Action item —
Reproduce the listing that follows so that each line matches the original exactly.

##### Extracted information

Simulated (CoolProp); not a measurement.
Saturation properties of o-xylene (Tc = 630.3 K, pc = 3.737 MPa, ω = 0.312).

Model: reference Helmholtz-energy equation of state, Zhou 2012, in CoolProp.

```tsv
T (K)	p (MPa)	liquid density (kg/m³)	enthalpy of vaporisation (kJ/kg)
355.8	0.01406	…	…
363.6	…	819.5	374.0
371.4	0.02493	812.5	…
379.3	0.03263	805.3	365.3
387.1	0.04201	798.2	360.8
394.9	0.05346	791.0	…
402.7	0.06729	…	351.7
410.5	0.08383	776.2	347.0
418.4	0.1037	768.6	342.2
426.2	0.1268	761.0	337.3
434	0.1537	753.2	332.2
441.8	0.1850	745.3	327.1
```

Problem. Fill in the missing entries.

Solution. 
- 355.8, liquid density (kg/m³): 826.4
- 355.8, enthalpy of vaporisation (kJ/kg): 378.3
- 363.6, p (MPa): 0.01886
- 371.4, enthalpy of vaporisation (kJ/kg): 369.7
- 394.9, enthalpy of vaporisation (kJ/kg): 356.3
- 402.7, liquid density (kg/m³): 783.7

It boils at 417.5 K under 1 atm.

##########

Exercise output —
Simulated (CoolProp); not a measurement.
Saturation properties of o-xylene (Tc = 630.3 K, pc = 3.737 MPa, ω = 0.312).

Model: reference Helmholtz-energy equation of state, Zhou 2012, in CoolProp.

```tsv
T (K)	p (MPa)	liquid density (kg/m³)	enthalpy of vaporisation (kJ/kg)
355.8	0.01406	…	…
363.6	…	819.5	374.0
371.4	0.02493	812.5	…
379.3	0.03263	805.3	365.3
387.1	0.04201	798.2	360.8
394.9	0.05346	791.0	…
402.7	0.06729	…	351.7
410.5	0.08383	776.2	347.0
418.4	0.1037	768.6	342.2
426.2	0.1268	761.0	337.3
434	0.1537	753.2	332.2
441.8	0.1850	745.3	327.1
```

Problem. Fill in the missing entries.

Solution. 
- 355.8, liquid density (kg/m³): 826.4
- 355.8, enthalpy of vaporisation (kJ/kg): 378.3
- 363.6, p (MPa): 0.01886
- 371.4, enthalpy of vaporisation (kJ/kg): 369.7
- 394.9, enthalpy of vaporisation (kJ/kg): 356.3
- 402.7, liquid density (kg/m³): 783.7

It boils at 417.5 K under 1 atm.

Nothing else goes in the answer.